* **ACTIVITY**
The entries below contain a line with "The density is" and a line with "### Where is the spin, and how is it ordered?". Quote exactly those two lines and all lines between them.

* **DATASET CONTENT**
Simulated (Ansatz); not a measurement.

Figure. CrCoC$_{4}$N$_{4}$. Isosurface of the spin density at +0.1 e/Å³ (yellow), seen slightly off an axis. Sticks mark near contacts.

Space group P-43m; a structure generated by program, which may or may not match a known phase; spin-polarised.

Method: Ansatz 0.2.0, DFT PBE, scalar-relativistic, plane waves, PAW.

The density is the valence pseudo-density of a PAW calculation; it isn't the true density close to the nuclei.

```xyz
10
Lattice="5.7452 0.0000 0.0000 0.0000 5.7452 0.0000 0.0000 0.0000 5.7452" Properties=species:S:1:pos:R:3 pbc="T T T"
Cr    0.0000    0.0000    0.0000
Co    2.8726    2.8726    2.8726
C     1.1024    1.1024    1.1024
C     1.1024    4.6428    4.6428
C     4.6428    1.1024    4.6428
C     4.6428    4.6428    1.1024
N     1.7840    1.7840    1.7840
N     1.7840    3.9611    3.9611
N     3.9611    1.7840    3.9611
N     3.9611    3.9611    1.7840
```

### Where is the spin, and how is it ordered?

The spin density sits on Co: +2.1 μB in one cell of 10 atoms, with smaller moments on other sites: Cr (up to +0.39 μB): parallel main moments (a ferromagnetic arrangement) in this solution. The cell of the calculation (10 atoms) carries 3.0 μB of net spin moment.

* **WRITTEN RESPONSE**
The density is the valence pseudo-density of a PAW calculation; it isn't the true density close to the nuclei.

```xyz
10
Lattice="5.7452 0.0000 0.0000 0.0000 5.7452 0.0000 0.0000 0.0000 5.7452" Properties=species:S:1:pos:R:3 pbc="T T T"
Cr    0.0000    0.0000    0.0000
Co    2.8726    2.8726    2.8726
C     1.1024    1.1024    1.1024
C     1.1024    4.6428    4.6428
C     4.6428    1.1024    4.6428
C     4.6428    4.6428    1.1024
N     1.7840    1.7840    1.7840
N     1.7840    3.9611    3.9611
N     3.9611    1.7840    3.9611
N     3.9611    3.9611    1.7840
```

### Where is the spin, and how is it ordered?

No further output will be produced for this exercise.